Dataset Block Start

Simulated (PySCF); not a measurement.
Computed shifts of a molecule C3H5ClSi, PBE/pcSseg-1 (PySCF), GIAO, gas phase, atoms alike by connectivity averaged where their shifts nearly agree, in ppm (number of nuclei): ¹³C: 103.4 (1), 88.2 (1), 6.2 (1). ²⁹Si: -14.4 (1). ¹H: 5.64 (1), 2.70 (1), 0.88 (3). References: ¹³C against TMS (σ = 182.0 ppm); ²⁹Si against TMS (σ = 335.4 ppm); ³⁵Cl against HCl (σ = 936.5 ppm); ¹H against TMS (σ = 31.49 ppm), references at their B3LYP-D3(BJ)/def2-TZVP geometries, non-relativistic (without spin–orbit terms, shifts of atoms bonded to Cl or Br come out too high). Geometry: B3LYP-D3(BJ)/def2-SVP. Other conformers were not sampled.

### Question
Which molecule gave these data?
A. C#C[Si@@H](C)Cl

Dataset Block End

Action item:
Set down the entire material again, exactly as it stands.

Result:
Simulated (PySCF); not a measurement.
Computed shifts of a molecule C3H5ClSi, PBE/pcSseg-1 (PySCF), GIAO, gas phase, atoms alike by connectivity averaged where their shifts nearly agree, in ppm (number of nuclei): ¹³C: 103.4 (1), 88.2 (1), 6.2 (1). ²⁹Si: -14.4 (1). ¹H: 5.64 (1), 2.70 (1), 0.88 (3). References: ¹³C against TMS (σ = 182.0 ppm); ²⁹Si against TMS (σ = 335.4 ppm); ³⁵Cl against HCl (σ = 936.5 ppm); ¹H against TMS (σ = 31.49 ppm), references at their B3LYP-D3(BJ)/def2-TZVP geometries, non-relativistic (without spin–orbit terms, shifts of atoms bonded to Cl or Br come out too high). Geometry: B3LYP-D3(BJ)/def2-SVP. Other conformers were not sampled.

### Question
Which molecule gave these data?
A. C#C[Si@@H](C)Cl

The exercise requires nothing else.